Given data:
□ □ □
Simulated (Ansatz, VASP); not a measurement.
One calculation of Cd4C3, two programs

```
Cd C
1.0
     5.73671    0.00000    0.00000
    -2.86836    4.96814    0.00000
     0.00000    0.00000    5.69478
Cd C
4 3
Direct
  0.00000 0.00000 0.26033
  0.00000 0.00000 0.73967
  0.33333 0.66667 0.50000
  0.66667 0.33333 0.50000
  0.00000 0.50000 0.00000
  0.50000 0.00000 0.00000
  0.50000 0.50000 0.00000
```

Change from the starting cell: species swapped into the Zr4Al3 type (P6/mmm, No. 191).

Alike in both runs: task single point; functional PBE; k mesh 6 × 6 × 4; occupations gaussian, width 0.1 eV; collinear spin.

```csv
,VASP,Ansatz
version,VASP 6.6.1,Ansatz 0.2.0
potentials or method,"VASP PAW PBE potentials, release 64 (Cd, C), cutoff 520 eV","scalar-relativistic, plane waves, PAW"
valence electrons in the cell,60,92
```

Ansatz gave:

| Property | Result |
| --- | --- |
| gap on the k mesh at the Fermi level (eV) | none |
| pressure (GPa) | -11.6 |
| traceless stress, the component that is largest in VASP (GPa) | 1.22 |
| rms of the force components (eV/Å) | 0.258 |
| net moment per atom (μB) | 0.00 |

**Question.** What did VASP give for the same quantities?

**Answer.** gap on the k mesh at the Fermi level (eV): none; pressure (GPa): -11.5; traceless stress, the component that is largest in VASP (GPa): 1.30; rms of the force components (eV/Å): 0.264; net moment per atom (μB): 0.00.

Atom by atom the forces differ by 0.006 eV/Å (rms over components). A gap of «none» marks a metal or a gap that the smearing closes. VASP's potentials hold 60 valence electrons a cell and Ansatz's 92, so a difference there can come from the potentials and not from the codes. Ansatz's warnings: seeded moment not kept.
□ □ □

Assigned task:
Output the listing verbatim through the "atom (μB): 0.00." line.

Problem solution:
Simulated (Ansatz, VASP); not a measurement.
One calculation of Cd4C3, two programs

```
Cd C
1.0
     5.73671    0.00000    0.00000
    -2.86836    4.96814    0.00000
     0.00000    0.00000    5.69478
Cd C
4 3
Direct
  0.00000 0.00000 0.26033
  0.00000 0.00000 0.73967
  0.33333 0.66667 0.50000
  0.66667 0.33333 0.50000
  0.00000 0.50000 0.00000
  0.50000 0.00000 0.00000
  0.50000 0.50000 0.00000
```

Change from the starting cell: species swapped into the Zr4Al3 type (P6/mmm, No. 191).

Alike in both runs: task single point; functional PBE; k mesh 6 × 6 × 4; occupations gaussian, width 0.1 eV; collinear spin.

```csv
,VASP,Ansatz
version,VASP 6.6.1,Ansatz 0.2.0
potentials or method,"VASP PAW PBE potentials, release 64 (Cd, C), cutoff 520 eV","scalar-relativistic, plane waves, PAW"
valence electrons in the cell,60,92
```

Ansatz gave:

| Property | Result |
| --- | --- |
| gap on the k mesh at the Fermi level (eV) | none |
| pressure (GPa) | -11.6 |
| traceless stress, the component that is largest in VASP (GPa) | 1.22 |
| rms of the force components (eV/Å) | 0.258 |
| net moment per atom (μB) | 0.00 |

**Question.** What did VASP give for the same quantities?

**Answer.** gap on the k mesh at the Fermi level (eV): none; pressure (GPa): -11.5; traceless stress, the component that is largest in VASP (GPa): 1.30; rms of the force components (eV/Å): 0.264; net moment per atom (μB): 0.00.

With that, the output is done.